**REQUIREMENT**
These entries must be printed again exactly as they are.

**DATA EXTRACTS**
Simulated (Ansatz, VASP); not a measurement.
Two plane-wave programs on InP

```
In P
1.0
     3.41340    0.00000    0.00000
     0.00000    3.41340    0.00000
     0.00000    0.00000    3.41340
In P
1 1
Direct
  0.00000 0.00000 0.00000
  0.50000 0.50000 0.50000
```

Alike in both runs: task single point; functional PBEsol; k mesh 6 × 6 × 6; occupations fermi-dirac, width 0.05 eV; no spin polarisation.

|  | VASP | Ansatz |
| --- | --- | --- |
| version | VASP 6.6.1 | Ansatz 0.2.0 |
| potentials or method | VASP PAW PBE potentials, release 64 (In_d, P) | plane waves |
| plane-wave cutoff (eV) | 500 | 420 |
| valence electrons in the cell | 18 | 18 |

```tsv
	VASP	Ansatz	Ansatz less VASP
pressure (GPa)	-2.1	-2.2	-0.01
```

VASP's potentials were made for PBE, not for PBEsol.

**EXERCISE RESPONSE**
Simulated (Ansatz, VASP); not a measurement.
Two plane-wave programs on InP

```
In P
1.0
     3.41340    0.00000    0.00000
     0.00000    3.41340    0.00000
     0.00000    0.00000    3.41340
In P
1 1
Direct
  0.00000 0.00000 0.00000
  0.50000 0.50000 0.50000
```

Alike in both runs: task single point; functional PBEsol; k mesh 6 × 6 × 6; occupations fermi-dirac, width 0.05 eV; no spin polarisation.

|  | VASP | Ansatz |
| --- | --- | --- |
| version | VASP 6.6.1 | Ansatz 0.2.0 |
| potentials or method | VASP PAW PBE potentials, release 64 (In_d, P) | plane waves |
| plane-wave cutoff (eV) | 500 | 420 |
| valence electrons in the cell | 18 | 18 |

```tsv
	VASP	Ansatz	Ansatz less VASP
pressure (GPa)	-2.1	-2.2	-0.01
```

VASP's potentials were made for PBE, not for PBEsol.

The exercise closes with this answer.